════

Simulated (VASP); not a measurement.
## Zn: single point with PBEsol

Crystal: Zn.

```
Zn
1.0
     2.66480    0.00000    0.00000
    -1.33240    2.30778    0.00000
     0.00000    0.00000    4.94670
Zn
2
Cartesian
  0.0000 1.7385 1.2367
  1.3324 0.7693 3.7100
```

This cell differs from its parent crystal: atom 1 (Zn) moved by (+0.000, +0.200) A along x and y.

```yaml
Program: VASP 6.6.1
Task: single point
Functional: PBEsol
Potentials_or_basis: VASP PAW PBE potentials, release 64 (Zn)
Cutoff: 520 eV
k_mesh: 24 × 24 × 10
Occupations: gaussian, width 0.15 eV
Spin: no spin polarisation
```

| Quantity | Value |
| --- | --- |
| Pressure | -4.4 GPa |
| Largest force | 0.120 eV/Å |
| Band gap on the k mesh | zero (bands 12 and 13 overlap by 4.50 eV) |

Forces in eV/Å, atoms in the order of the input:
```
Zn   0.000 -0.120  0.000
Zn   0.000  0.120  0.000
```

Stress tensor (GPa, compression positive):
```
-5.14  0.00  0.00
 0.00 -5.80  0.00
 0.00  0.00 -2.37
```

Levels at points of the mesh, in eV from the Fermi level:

════

Output the records in full, keeping them exactly as they are.

Simulated (VASP); not a measurement.
## Zn: single point with PBEsol

Crystal: Zn.

```
Zn
1.0
     2.66480    0.00000    0.00000
    -1.33240    2.30778    0.00000
     0.00000    0.00000    4.94670
Zn
2
Cartesian
  0.0000 1.7385 1.2367
  1.3324 0.7693 3.7100
```

This cell differs from its parent crystal: atom 1 (Zn) moved by (+0.000, +0.200) A along x and y.

```yaml
Program: VASP 6.6.1
Task: single point
Functional: PBEsol
Potentials_or_basis: VASP PAW PBE potentials, release 64 (Zn)
Cutoff: 520 eV
k_mesh: 24 × 24 × 10
Occupations: gaussian, width 0.15 eV
Spin: no spin polarisation
```

| Quantity | Value |
| --- | --- |
| Pressure | -4.4 GPa |
| Largest force | 0.120 eV/Å |
| Band gap on the k mesh | zero (bands 12 and 13 overlap by 4.50 eV) |

Forces in eV/Å, atoms in the order of the input:
```
Zn   0.000 -0.120  0.000
Zn   0.000  0.120  0.000
```

Stress tensor (GPa, compression positive):
```
-5.14  0.00  0.00
 0.00 -5.80  0.00
 0.00  0.00 -2.37
```

Levels at points of the mesh, in eV from the Fermi level:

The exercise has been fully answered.